[Task item]
Exactly the lines from the first line of the listing through the line containing "B (7.3 GPa)." should appear in the output, unchanged.

[Records provided]
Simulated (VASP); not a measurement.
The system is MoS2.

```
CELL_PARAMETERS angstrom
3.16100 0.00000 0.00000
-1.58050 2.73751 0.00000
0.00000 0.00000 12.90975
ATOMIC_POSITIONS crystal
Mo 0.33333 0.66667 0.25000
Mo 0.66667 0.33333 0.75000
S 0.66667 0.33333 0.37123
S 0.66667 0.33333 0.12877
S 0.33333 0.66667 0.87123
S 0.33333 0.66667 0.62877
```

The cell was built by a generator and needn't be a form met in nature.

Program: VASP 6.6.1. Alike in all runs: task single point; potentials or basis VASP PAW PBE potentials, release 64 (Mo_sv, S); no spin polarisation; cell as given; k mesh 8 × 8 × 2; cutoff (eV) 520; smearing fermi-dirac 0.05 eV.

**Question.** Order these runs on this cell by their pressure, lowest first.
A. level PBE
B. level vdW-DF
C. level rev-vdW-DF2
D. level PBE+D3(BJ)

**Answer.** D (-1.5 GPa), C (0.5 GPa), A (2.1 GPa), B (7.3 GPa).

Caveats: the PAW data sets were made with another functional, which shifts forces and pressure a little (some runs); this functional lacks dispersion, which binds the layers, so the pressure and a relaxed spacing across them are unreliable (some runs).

[Exercise solution]
Simulated (VASP); not a measurement.
The system is MoS2.

```
CELL_PARAMETERS angstrom
3.16100 0.00000 0.00000
-1.58050 2.73751 0.00000
0.00000 0.00000 12.90975
ATOMIC_POSITIONS crystal
Mo 0.33333 0.66667 0.25000
Mo 0.66667 0.33333 0.75000
S 0.66667 0.33333 0.37123
S 0.66667 0.33333 0.12877
S 0.33333 0.66667 0.87123
S 0.33333 0.66667 0.62877
```

The cell was built by a generator and needn't be a form met in nature.

Program: VASP 6.6.1. Alike in all runs: task single point; potentials or basis VASP PAW PBE potentials, release 64 (Mo_sv, S); no spin polarisation; cell as given; k mesh 8 × 8 × 2; cutoff (eV) 520; smearing fermi-dirac 0.05 eV.

**Question.** Order these runs on this cell by their pressure, lowest first.
A. level PBE
B. level vdW-DF
C. level rev-vdW-DF2
D. level PBE+D3(BJ)

**Answer.** D (-1.5 GPa), C (0.5 GPa), A (2.1 GPa), B (7.3 GPa).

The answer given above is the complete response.